□ □ □ □

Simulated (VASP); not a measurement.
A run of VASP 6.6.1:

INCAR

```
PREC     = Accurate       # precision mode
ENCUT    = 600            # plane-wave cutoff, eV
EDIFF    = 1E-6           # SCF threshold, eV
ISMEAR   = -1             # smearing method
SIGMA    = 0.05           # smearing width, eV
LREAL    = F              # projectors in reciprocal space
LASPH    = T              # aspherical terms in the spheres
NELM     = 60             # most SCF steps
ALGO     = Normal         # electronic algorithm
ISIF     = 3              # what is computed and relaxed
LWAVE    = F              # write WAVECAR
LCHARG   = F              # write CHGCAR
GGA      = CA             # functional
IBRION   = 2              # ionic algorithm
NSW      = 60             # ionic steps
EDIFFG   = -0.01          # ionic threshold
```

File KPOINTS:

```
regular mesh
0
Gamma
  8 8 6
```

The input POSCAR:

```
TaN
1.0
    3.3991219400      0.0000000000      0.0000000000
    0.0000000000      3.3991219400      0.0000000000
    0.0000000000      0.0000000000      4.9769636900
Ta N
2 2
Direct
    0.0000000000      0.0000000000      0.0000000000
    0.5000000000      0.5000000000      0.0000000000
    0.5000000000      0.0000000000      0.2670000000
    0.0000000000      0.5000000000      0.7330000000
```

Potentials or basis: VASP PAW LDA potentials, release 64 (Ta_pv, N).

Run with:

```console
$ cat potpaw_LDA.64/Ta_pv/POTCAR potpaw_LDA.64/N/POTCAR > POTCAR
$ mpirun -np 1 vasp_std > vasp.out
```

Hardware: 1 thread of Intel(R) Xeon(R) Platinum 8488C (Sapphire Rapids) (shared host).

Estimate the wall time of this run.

□ □ □ □

**Action item:** Your task is to set down again, exactly, every line from the beginning of the listing through the line with "Hardware: 1 thread".

**Written reply:**
Simulated (VASP); not a measurement.
A run of VASP 6.6.1:

INCAR

```
PREC     = Accurate       # precision mode
ENCUT    = 600            # plane-wave cutoff, eV
EDIFF    = 1E-6           # SCF threshold, eV
ISMEAR   = -1             # smearing method
SIGMA    = 0.05           # smearing width, eV
LREAL    = F              # projectors in reciprocal space
LASPH    = T              # aspherical terms in the spheres
NELM     = 60             # most SCF steps
ALGO     = Normal         # electronic algorithm
ISIF     = 3              # what is computed and relaxed
LWAVE    = F              # write WAVECAR
LCHARG   = F              # write CHGCAR
GGA      = CA             # functional
IBRION   = 2              # ionic algorithm
NSW      = 60             # ionic steps
EDIFFG   = -0.01          # ionic threshold
```

File KPOINTS:

```
regular mesh
0
Gamma
  8 8 6
```

The input POSCAR:

```
TaN
1.0
    3.3991219400      0.0000000000      0.0000000000
    0.0000000000      3.3991219400      0.0000000000
    0.0000000000      0.0000000000      4.9769636900
Ta N
2 2
Direct
    0.0000000000      0.0000000000      0.0000000000
    0.5000000000      0.5000000000      0.0000000000
    0.5000000000      0.0000000000      0.2670000000
    0.0000000000      0.5000000000      0.7330000000
```

Potentials or basis: VASP PAW LDA potentials, release 64 (Ta_pv, N).

Run with:

```console
$ cat potpaw_LDA.64/Ta_pv/POTCAR potpaw_LDA.64/N/POTCAR > POTCAR
$ mpirun -np 1 vasp_std > vasp.out
```

Hardware: 1 thread of Intel(R) Xeon(R) Platinum 8488C (Sapphire Rapids) (shared host).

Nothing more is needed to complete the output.